The job is to output each record again, character for character.

○ ○ ○ ○ ○ ○ ○

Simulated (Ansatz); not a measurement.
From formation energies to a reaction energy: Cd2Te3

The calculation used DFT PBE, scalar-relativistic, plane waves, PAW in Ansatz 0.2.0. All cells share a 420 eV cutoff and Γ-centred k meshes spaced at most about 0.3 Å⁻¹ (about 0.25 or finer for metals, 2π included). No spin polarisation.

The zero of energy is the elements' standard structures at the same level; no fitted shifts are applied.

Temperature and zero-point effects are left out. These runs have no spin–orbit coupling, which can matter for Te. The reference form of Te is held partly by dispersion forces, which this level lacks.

○ ○ ○ ○ ○ ○ ○

**Your solution**.
Simulated (Ansatz); not a measurement.
From formation energies to a reaction energy: Cd2Te3

The calculation used DFT PBE, scalar-relativistic, plane waves, PAW in Ansatz 0.2.0. All cells share a 420 eV cutoff and Γ-centred k meshes spaced at most about 0.3 Å⁻¹ (about 0.25 or finer for metals, 2π included). No spin polarisation.

The zero of energy is the elements' standard structures at the same level; no fitted shifts are applied.

Temperature and zero-point effects are left out. These runs have no spin–orbit coupling, which can matter for Te. The reference form of Te is held partly by dispersion forces, which this level lacks.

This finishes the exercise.